## [WORK ORDER]
In the listing below, find the line containing "A | 38.296 |" and the line containing "run is which?". Repeat exactly those two lines and every line between them.

::::::::

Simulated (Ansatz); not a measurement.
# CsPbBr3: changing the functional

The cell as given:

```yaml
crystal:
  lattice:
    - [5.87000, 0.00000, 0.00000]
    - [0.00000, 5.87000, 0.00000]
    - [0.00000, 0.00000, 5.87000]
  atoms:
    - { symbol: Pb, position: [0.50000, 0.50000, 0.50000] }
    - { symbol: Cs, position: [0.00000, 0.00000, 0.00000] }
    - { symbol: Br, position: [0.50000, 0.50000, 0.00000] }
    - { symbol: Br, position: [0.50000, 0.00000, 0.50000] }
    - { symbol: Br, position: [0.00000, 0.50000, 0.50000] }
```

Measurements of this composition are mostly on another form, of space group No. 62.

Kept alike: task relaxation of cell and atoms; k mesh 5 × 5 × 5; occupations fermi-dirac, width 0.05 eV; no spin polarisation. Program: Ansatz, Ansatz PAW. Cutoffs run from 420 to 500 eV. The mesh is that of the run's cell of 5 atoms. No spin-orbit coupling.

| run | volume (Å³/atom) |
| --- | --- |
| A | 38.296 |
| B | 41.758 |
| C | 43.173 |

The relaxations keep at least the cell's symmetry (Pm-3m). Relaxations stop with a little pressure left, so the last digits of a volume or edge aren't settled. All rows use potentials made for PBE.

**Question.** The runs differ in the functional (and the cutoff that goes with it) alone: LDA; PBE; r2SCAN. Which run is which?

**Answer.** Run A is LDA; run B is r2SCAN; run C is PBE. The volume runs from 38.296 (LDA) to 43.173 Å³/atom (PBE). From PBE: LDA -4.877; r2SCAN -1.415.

::::::::

## [EXERCISE RESULT]
| A | 38.296 |
| B | 41.758 |
| C | 43.173 |

The relaxations keep at least the cell's symmetry (Pm-3m). Relaxations stop with a little pressure left, so the last digits of a volume or edge aren't settled. All rows use potentials made for PBE.

**Question.** The runs differ in the functional (and the cutoff that goes with it) alone: LDA; PBE; r2SCAN. Which run is which?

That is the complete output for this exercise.